-=-=-
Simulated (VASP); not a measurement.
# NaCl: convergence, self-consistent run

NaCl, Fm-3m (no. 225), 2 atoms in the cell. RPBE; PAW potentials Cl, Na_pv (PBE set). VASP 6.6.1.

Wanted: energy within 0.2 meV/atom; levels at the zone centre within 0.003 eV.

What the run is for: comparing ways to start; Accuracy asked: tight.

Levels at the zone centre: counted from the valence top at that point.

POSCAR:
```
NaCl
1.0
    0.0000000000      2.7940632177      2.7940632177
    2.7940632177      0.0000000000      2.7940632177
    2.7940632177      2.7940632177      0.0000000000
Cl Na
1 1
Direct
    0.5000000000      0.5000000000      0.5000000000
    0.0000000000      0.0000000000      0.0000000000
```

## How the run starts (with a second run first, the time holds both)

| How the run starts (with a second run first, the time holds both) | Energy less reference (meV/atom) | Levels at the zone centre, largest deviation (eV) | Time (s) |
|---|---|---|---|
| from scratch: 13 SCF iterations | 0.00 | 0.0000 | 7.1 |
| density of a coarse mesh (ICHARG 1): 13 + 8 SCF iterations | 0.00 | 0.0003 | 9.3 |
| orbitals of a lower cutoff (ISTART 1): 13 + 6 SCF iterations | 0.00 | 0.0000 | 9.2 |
-=-=-

TASK ITEM: Please give back the records exactly as written, beginning at the first line and including the line that holds "Wanted: energy within" as the last.

EXERCISE ANSWER:
Simulated (VASP); not a measurement.
# NaCl: convergence, self-consistent run

NaCl, Fm-3m (no. 225), 2 atoms in the cell. RPBE; PAW potentials Cl, Na_pv (PBE set). VASP 6.6.1.

Wanted: energy within 0.2 meV/atom; levels at the zone centre within 0.003 eV.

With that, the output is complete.